┄┄┄┄┄┄┄┄┄┄

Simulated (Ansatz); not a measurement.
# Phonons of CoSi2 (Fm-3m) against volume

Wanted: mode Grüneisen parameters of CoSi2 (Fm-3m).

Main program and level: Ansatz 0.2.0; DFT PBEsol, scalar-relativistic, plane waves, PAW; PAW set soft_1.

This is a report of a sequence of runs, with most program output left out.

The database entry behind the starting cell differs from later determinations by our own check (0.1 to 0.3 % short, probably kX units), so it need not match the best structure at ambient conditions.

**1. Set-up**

┄┄┄┄┄┄┄┄┄┄

WORK TASK
Using the listing above, reproduce each line without omission.

ANSWER SPACE
Simulated (Ansatz); not a measurement.
# Phonons of CoSi2 (Fm-3m) against volume

Wanted: mode Grüneisen parameters of CoSi2 (Fm-3m).

Main program and level: Ansatz 0.2.0; DFT PBEsol, scalar-relativistic, plane waves, PAW; PAW set soft_1.

This is a report of a sequence of runs, with most program output left out.

The database entry behind the starting cell differs from later determinations by our own check (0.1 to 0.3 % short, probably kX units), so it need not match the best structure at ambient conditions.

**1. Set-up**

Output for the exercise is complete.